Brief: Output only the lines below from the one containing "C. GeN₂H₄, SMILES [NH2][Ge][NH2], singlet" to the one containing "Answer: Option B.", exactly as written, both ends kept.

---------- Information provided
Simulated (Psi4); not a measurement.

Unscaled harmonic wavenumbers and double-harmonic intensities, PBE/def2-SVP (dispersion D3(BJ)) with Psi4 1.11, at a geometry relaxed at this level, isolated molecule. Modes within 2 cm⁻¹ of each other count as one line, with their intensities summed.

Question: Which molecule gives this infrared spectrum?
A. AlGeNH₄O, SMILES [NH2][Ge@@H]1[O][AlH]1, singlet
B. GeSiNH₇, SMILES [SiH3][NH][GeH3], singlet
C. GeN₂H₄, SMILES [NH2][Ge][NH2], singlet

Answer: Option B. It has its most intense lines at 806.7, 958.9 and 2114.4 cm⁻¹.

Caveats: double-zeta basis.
--------------------

Expected answer:
C. GeN₂H₄, SMILES [NH2][Ge][NH2], singlet

Answer: Option B. It has its most intense lines at 806.7, 958.9 and 2114.4 cm⁻¹.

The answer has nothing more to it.